§ Dataset content
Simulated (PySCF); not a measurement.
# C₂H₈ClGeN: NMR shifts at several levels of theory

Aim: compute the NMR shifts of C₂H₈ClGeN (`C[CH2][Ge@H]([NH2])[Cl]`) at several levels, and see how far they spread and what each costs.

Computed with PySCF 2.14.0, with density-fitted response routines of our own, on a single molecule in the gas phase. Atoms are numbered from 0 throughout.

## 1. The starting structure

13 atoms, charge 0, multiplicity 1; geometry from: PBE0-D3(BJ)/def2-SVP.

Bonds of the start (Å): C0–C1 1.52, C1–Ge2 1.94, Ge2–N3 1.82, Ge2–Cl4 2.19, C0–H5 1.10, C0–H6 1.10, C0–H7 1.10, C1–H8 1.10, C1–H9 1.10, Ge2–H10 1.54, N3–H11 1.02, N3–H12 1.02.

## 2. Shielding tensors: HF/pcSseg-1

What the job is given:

§ Requirement
Repeat every record exactly as written, please.

§ Exercise result
Simulated (PySCF); not a measurement.
# C₂H₈ClGeN: NMR shifts at several levels of theory

Aim: compute the NMR shifts of C₂H₈ClGeN (`C[CH2][Ge@H]([NH2])[Cl]`) at several levels, and see how far they spread and what each costs.

Computed with PySCF 2.14.0, with density-fitted response routines of our own, on a single molecule in the gas phase. Atoms are numbered from 0 throughout.

## 1. The starting structure

13 atoms, charge 0, multiplicity 1; geometry from: PBE0-D3(BJ)/def2-SVP.

Bonds of the start (Å): C0–C1 1.52, C1–Ge2 1.94, Ge2–N3 1.82, Ge2–Cl4 2.19, C0–H5 1.10, C0–H6 1.10, C0–H7 1.10, C1–H8 1.10, C1–H9 1.10, Ge2–H10 1.54, N3–H11 1.02, N3–H12 1.02.

## 2. Shielding tensors: HF/pcSseg-1

What the job is given:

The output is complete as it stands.